▶ _Brief_
Would you retype all of these records exactly?

▶ _Record extracts_
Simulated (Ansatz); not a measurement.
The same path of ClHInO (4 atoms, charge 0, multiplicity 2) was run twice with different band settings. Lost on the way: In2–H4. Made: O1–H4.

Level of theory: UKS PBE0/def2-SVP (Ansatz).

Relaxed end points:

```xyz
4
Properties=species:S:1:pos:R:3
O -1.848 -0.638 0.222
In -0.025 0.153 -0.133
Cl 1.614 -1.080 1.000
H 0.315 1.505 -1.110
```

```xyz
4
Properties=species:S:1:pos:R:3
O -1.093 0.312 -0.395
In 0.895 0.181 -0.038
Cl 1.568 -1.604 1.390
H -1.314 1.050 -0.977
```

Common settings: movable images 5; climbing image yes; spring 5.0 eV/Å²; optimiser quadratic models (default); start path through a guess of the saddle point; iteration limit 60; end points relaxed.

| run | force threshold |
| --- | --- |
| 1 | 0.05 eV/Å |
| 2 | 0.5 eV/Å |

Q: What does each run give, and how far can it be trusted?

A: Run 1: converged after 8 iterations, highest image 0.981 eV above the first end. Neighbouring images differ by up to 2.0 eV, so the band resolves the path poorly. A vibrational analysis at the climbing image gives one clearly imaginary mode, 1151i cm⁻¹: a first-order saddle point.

▶ _Task response_
Simulated (Ansatz); not a measurement.
The same path of ClHInO (4 atoms, charge 0, multiplicity 2) was run twice with different band settings. Lost on the way: In2–H4. Made: O1–H4.

Level of theory: UKS PBE0/def2-SVP (Ansatz).

Relaxed end points:

```xyz
4
Properties=species:S:1:pos:R:3
O -1.848 -0.638 0.222
In -0.025 0.153 -0.133
Cl 1.614 -1.080 1.000
H 0.315 1.505 -1.110
```

```xyz
4
Properties=species:S:1:pos:R:3
O -1.093 0.312 -0.395
In 0.895 0.181 -0.038
Cl 1.568 -1.604 1.390
H -1.314 1.050 -0.977
```

Common settings: movable images 5; climbing image yes; spring 5.0 eV/Å²; optimiser quadratic models (default); start path through a guess of the saddle point; iteration limit 60; end points relaxed.

| run | force threshold |
| --- | --- |
| 1 | 0.05 eV/Å |
| 2 | 0.5 eV/Å |

Q: What does each run give, and how far can it be trusted?

A: Run 1: converged after 8 iterations, highest image 0.981 eV above the first end. Neighbouring images differ by up to 2.0 eV, so the band resolves the path poorly. A vibrational analysis at the climbing image gives one clearly imaginary mode, 1151i cm⁻¹: a first-order saddle point.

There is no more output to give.